(Requirement) Write out the entries below exactly, from the first line to the one with "A: 1.31 eV, indirect", both ends included.

::: Listed entries

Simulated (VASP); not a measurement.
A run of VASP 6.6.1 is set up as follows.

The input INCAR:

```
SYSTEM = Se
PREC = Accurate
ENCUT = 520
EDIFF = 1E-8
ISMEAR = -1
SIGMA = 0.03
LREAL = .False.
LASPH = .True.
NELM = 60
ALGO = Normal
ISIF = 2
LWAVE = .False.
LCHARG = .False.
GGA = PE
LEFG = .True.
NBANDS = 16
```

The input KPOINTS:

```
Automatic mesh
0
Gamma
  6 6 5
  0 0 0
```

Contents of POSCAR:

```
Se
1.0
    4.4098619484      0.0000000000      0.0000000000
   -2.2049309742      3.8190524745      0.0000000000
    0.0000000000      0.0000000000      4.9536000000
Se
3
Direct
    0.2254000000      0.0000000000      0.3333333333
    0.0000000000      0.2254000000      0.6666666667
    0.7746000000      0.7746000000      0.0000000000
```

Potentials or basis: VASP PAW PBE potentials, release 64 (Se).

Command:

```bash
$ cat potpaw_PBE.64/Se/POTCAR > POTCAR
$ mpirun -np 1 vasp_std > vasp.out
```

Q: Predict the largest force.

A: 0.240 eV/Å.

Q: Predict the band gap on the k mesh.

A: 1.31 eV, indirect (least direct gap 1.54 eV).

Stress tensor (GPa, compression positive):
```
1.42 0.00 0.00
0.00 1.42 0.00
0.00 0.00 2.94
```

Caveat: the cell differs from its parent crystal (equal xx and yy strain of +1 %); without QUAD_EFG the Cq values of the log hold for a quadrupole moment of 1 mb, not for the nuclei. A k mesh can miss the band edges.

::::::

(Reply)
Simulated (VASP); not a measurement.
A run of VASP 6.6.1 is set up as follows.

The input INCAR:

```
SYSTEM = Se
PREC = Accurate
ENCUT = 520
EDIFF = 1E-8
ISMEAR = -1
SIGMA = 0.03
LREAL = .False.
LASPH = .True.
NELM = 60
ALGO = Normal
ISIF = 2
LWAVE = .False.
LCHARG = .False.
GGA = PE
LEFG = .True.
NBANDS = 16
```

The input KPOINTS:

```
Automatic mesh
0
Gamma
  6 6 5
  0 0 0
```

Contents of POSCAR:

```
Se
1.0
    4.4098619484      0.0000000000      0.0000000000
   -2.2049309742      3.8190524745      0.0000000000
    0.0000000000      0.0000000000      4.9536000000
Se
3
Direct
    0.2254000000      0.0000000000      0.3333333333
    0.0000000000      0.2254000000      0.6666666667
    0.7746000000      0.7746000000      0.0000000000
```

Potentials or basis: VASP PAW PBE potentials, release 64 (Se).

Command:

```bash
$ cat potpaw_PBE.64/Se/POTCAR > POTCAR
$ mpirun -np 1 vasp_std > vasp.out
```

Q: Predict the largest force.

A: 0.240 eV/Å.

Q: Predict the band gap on the k mesh.

A: 1.31 eV, indirect (least direct gap 1.54 eV).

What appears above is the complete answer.